[ACTION ITEM] Reproduce the first line of the entries that follow and each later line, word for word, ending with the one containing "The atoms within".

-=-=-=-=-
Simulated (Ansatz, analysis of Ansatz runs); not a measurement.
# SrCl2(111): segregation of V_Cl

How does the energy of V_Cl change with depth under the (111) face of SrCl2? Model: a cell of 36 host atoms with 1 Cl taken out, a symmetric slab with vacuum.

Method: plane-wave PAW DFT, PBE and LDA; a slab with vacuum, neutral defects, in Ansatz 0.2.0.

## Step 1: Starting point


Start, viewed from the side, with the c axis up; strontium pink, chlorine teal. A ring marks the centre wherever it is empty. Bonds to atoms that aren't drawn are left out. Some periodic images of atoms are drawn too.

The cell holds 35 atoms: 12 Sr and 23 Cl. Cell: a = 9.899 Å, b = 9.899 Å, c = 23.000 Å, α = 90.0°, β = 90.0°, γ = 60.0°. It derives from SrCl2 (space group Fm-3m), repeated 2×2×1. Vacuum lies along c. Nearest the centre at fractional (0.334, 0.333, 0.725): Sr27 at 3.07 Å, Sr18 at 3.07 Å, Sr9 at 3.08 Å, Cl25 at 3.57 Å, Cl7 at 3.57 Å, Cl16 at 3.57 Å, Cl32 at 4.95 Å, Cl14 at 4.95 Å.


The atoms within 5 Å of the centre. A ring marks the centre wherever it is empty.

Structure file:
-=-=-=-=-

[EXERCISE OUTPUT]
Simulated (Ansatz, analysis of Ansatz runs); not a measurement.
# SrCl2(111): segregation of V_Cl

How does the energy of V_Cl change with depth under the (111) face of SrCl2? Model: a cell of 36 host atoms with 1 Cl taken out, a symmetric slab with vacuum.

Method: plane-wave PAW DFT, PBE and LDA; a slab with vacuum, neutral defects, in Ansatz 0.2.0.

## Step 1: Starting point


Start, viewed from the side, with the c axis up; strontium pink, chlorine teal. A ring marks the centre wherever it is empty. Bonds to atoms that aren't drawn are left out. Some periodic images of atoms are drawn too.

The cell holds 35 atoms: 12 Sr and 23 Cl. Cell: a = 9.899 Å, b = 9.899 Å, c = 23.000 Å, α = 90.0°, β = 90.0°, γ = 60.0°. It derives from SrCl2 (space group Fm-3m), repeated 2×2×1. Vacuum lies along c. Nearest the centre at fractional (0.334, 0.333, 0.725): Sr27 at 3.07 Å, Sr18 at 3.07 Å, Sr9 at 3.08 Å, Cl25 at 3.57 Å, Cl7 at 3.57 Å, Cl16 at 3.57 Å, Cl32 at 4.95 Å, Cl14 at 4.95 Å.


The atoms within 5 Å of the centre. A ring marks the centre wherever it is empty.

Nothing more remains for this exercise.